**WORK INSTRUCTION**: Write down each of the records again, exactly and in full.

**ENTRIES SHOWN**:
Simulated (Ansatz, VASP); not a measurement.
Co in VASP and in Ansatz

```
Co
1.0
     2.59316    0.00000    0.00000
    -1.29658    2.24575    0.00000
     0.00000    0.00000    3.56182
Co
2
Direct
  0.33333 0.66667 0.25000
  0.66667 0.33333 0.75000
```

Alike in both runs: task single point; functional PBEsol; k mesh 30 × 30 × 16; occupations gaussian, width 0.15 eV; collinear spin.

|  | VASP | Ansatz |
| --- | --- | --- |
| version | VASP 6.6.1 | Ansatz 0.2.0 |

**EXERCISE SOLUTION**:
Simulated (Ansatz, VASP); not a measurement.
Co in VASP and in Ansatz

```
Co
1.0
     2.59316    0.00000    0.00000
    -1.29658    2.24575    0.00000
     0.00000    0.00000    3.56182
Co
2
Direct
  0.33333 0.66667 0.25000
  0.66667 0.33333 0.75000
```

Alike in both runs: task single point; functional PBEsol; k mesh 30 × 30 × 16; occupations gaussian, width 0.15 eV; collinear spin.

|  | VASP | Ansatz |
| --- | --- | --- |
| version | VASP 6.6.1 | Ansatz 0.2.0 |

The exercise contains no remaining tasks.